DATASET ENTRIES section start

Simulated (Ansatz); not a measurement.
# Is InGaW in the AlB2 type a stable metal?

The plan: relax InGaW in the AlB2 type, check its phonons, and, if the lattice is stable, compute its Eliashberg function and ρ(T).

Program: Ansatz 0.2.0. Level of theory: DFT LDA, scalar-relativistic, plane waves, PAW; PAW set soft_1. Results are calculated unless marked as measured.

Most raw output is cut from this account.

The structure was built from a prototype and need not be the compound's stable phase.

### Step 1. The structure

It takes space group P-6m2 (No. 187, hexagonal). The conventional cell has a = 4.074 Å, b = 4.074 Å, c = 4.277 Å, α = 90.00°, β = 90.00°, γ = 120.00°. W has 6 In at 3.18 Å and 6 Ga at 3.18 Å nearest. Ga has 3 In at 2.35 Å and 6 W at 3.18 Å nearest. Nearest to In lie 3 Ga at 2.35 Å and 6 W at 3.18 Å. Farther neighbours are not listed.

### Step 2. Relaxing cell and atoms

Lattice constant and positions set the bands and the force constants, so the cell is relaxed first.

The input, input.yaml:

DATASET ENTRIES section end

▸ **WORK ORDER**
Please write out the material word for word from its first line through the line holding "Lattice constant and", including both, and no line past it.

▸ **RESPONSE BOX**
Simulated (Ansatz); not a measurement.
# Is InGaW in the AlB2 type a stable metal?

The plan: relax InGaW in the AlB2 type, check its phonons, and, if the lattice is stable, compute its Eliashberg function and ρ(T).

Program: Ansatz 0.2.0. Level of theory: DFT LDA, scalar-relativistic, plane waves, PAW; PAW set soft_1. Results are calculated unless marked as measured.

Most raw output is cut from this account.

The structure was built from a prototype and need not be the compound's stable phase.

### Step 1. The structure

It takes space group P-6m2 (No. 187, hexagonal). The conventional cell has a = 4.074 Å, b = 4.074 Å, c = 4.277 Å, α = 90.00°, β = 90.00°, γ = 120.00°. W has 6 In at 3.18 Å and 6 Ga at 3.18 Å nearest. Ga has 3 In at 2.35 Å and 6 W at 3.18 Å nearest. Nearest to In lie 3 Ga at 2.35 Å and 6 W at 3.18 Å. Farther neighbours are not listed.

### Step 2. Relaxing cell and atoms

Lattice constant and positions set the bands and the force constants, so the cell is relaxed first.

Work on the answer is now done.